= = = =
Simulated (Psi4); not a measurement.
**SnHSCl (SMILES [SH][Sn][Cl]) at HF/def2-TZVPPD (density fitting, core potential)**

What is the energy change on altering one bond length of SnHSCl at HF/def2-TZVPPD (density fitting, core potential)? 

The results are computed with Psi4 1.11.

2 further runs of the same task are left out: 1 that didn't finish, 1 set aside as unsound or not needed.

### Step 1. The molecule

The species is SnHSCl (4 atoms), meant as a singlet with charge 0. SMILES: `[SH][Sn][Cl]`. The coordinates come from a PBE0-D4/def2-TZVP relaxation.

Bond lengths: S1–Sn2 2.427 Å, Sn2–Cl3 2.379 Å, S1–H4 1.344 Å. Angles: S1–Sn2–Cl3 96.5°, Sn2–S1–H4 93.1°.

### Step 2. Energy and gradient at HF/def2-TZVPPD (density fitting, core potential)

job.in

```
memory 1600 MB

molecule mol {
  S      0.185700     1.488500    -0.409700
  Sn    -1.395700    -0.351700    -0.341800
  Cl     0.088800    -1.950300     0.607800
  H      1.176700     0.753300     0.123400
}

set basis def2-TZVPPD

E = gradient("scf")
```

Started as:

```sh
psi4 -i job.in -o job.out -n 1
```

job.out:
= = = =

◆ **WORK ITEM**:
Repeat word for word the lines above that run from the line containing "The species is" through the line containing "Bond lengths: S1–Sn2", both ends included, and nothing else.

◆ **EXERCISE RESULT**:
The species is SnHSCl (4 atoms), meant as a singlet with charge 0. SMILES: `[SH][Sn][Cl]`. The coordinates come from a PBE0-D4/def2-TZVP relaxation.

Bond lengths: S1–Sn2 2.427 Å, Sn2–Cl3 2.379 Å, S1–H4 1.344 Å. Angles: S1–Sn2–Cl3 96.5°, Sn2–S1–H4 93.1°.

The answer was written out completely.